::: Stored data :::

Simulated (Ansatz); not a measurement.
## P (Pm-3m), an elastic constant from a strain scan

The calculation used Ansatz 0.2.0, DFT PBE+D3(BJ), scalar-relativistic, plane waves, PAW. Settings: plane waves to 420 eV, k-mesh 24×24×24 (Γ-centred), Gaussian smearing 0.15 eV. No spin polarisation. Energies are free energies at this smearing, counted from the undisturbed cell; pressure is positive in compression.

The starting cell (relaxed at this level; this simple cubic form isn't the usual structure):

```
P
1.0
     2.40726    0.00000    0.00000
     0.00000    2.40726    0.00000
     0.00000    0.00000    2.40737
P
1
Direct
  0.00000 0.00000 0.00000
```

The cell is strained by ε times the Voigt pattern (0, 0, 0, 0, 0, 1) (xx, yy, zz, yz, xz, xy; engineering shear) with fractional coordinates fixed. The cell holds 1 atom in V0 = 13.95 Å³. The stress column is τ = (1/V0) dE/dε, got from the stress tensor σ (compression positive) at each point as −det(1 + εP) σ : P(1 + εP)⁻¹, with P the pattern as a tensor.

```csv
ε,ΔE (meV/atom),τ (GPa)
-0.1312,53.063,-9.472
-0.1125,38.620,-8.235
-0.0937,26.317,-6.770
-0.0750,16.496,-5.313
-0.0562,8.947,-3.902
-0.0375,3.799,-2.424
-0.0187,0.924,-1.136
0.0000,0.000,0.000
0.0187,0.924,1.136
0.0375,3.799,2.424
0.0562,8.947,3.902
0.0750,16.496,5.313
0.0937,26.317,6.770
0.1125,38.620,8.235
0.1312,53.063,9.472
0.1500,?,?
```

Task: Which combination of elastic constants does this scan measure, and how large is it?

:::

■ Work instruction ■
Write out all of the records word for word.

■ Exercise response ■
Simulated (Ansatz); not a measurement.
## P (Pm-3m), an elastic constant from a strain scan

The calculation used Ansatz 0.2.0, DFT PBE+D3(BJ), scalar-relativistic, plane waves, PAW. Settings: plane waves to 420 eV, k-mesh 24×24×24 (Γ-centred), Gaussian smearing 0.15 eV. No spin polarisation. Energies are free energies at this smearing, counted from the undisturbed cell; pressure is positive in compression.

The starting cell (relaxed at this level; this simple cubic form isn't the usual structure):

```
P
1.0
     2.40726    0.00000    0.00000
     0.00000    2.40726    0.00000
     0.00000    0.00000    2.40737
P
1
Direct
  0.00000 0.00000 0.00000
```

The cell is strained by ε times the Voigt pattern (0, 0, 0, 0, 0, 1) (xx, yy, zz, yz, xz, xy; engineering shear) with fractional coordinates fixed. The cell holds 1 atom in V0 = 13.95 Å³. The stress column is τ = (1/V0) dE/dε, got from the stress tensor σ (compression positive) at each point as −det(1 + εP) σ : P(1 + εP)⁻¹, with P the pattern as a tensor.

```csv
ε,ΔE (meV/atom),τ (GPa)
-0.1312,53.063,-9.472
-0.1125,38.620,-8.235
-0.0937,26.317,-6.770
-0.0750,16.496,-5.313
-0.0562,8.947,-3.902
-0.0375,3.799,-2.424
-0.0187,0.924,-1.136
0.0000,0.000,0.000
0.0187,0.924,1.136
0.0375,3.799,2.424
0.0562,8.947,3.902
0.0750,16.496,5.313
0.0937,26.317,6.770
0.1125,38.620,8.235
0.1312,53.063,9.472
0.1500,?,?
```

Task: Which combination of elastic constants does this scan measure, and how large is it?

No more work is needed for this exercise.